> **Action item**
Only an exact retyping of all the entries counts as an answer.

(Beginning of Provided information)

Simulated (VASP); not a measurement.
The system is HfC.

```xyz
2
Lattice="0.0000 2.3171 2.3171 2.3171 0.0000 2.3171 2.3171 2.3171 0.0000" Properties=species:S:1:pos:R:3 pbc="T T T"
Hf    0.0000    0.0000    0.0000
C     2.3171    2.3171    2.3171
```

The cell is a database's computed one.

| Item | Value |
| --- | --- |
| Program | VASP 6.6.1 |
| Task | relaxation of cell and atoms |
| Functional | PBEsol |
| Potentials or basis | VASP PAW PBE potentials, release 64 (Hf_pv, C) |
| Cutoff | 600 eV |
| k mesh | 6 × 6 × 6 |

(End of Provided information)

> **Written solution**
Simulated (VASP); not a measurement.
The system is HfC.

```xyz
2
Lattice="0.0000 2.3171 2.3171 2.3171 0.0000 2.3171 2.3171 2.3171 0.0000" Properties=species:S:1:pos:R:3 pbc="T T T"
Hf    0.0000    0.0000    0.0000
C     2.3171    2.3171    2.3171
```

The cell is a database's computed one.

| Item | Value |
| --- | --- |
| Program | VASP 6.6.1 |
| Task | relaxation of cell and atoms |
| Functional | PBEsol |
| Potentials or basis | VASP PAW PBE potentials, release 64 (Hf_pv, C) |
| Cutoff | 600 eV |
| k mesh | 6 × 6 × 6 |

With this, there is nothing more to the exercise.